Work order.
Once the line containing "Isomers of C5H3O3" has been copied, stop; copy every line before it exactly, beginning with the first line of the material below.

Material provided.
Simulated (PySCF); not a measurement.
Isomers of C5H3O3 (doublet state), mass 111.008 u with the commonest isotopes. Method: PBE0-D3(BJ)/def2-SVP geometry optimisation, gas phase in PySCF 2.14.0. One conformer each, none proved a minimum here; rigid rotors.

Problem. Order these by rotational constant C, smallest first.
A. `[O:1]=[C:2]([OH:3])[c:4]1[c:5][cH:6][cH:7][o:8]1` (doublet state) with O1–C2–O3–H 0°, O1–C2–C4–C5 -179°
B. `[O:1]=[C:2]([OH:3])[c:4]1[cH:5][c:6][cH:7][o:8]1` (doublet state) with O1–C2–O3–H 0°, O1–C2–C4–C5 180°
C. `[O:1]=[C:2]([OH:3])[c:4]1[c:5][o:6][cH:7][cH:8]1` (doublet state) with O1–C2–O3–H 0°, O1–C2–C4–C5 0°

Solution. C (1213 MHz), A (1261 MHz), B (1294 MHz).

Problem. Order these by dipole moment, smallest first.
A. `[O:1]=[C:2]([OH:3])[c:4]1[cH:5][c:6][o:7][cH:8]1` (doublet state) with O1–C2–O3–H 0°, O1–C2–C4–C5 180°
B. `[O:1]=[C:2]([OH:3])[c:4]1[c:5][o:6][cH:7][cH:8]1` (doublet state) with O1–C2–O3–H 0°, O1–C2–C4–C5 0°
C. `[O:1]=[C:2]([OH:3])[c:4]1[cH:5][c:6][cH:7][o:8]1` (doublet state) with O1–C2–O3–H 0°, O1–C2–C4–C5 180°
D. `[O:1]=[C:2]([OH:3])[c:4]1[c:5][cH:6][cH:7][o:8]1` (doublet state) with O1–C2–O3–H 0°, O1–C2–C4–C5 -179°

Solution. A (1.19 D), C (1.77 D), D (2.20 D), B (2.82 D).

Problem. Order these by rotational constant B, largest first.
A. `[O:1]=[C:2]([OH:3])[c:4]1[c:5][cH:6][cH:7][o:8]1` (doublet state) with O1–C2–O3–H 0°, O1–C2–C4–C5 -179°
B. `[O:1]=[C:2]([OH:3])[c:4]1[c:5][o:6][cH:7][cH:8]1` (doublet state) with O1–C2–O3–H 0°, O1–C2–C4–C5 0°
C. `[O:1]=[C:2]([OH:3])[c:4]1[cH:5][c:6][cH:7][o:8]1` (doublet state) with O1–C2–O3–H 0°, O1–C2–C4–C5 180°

Worked solution.
Simulated (PySCF); not a measurement.
Isomers of C5H3O3 (doublet state), mass 111.008 u with the commonest isotopes. Method: PBE0-D3(BJ)/def2-SVP geometry optimisation, gas phase in PySCF 2.14.0. One conformer each, none proved a minimum here; rigid rotors.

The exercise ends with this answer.